> _Dataset extract_:
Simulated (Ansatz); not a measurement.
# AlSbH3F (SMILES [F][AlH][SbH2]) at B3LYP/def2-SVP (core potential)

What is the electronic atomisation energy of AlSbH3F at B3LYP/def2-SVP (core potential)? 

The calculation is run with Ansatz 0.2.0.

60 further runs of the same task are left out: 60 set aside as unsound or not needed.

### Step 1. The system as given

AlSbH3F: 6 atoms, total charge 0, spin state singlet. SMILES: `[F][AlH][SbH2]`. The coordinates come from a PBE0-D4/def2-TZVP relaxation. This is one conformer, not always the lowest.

> _Brief_:
Every record is to be written out verbatim.

> _Your solution_:
Simulated (Ansatz); not a measurement.
# AlSbH3F (SMILES [F][AlH][SbH2]) at B3LYP/def2-SVP (core potential)

What is the electronic atomisation energy of AlSbH3F at B3LYP/def2-SVP (core potential)? 

The calculation is run with Ansatz 0.2.0.

60 further runs of the same task are left out: 60 set aside as unsound or not needed.

### Step 1. The system as given

AlSbH3F: 6 atoms, total charge 0, spin state singlet. SMILES: `[F][AlH][SbH2]`. The coordinates come from a PBE0-D4/def2-TZVP relaxation. This is one conformer, not always the lowest.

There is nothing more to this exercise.